WORK REQUEST:
Reproduce exactly the lines below, from the first through the one containing "Runs of VASP", and nothing more.

INFORMATION SHOWN:
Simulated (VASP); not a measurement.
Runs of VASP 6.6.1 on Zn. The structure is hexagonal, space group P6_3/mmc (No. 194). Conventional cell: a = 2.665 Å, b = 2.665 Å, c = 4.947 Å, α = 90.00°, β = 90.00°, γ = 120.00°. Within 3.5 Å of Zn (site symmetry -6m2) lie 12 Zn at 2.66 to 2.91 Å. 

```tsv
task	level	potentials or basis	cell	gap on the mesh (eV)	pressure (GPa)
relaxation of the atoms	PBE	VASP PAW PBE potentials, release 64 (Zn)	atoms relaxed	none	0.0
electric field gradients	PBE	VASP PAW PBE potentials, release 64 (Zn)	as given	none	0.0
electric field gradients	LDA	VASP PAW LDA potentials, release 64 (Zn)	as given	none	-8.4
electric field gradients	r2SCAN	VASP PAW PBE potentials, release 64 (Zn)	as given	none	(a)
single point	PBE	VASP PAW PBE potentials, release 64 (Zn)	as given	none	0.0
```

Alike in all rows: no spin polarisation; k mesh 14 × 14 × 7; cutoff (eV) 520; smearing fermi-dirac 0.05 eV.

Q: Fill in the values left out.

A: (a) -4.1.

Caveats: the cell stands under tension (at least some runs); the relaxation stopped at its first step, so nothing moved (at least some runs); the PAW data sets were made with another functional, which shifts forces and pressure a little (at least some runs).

ANSWER BOX:
Simulated (VASP); not a measurement.
Runs of VASP 6.6.1 on Zn. The structure is hexagonal, space group P6_3/mmc (No. 194). Conventional cell: a = 2.665 Å, b = 2.665 Å, c = 4.947 Å, α = 90.00°, β = 90.00°, γ = 120.00°. Within 3.5 Å of Zn (site symmetry -6m2) lie 12 Zn at 2.66 to 2.91 Å. 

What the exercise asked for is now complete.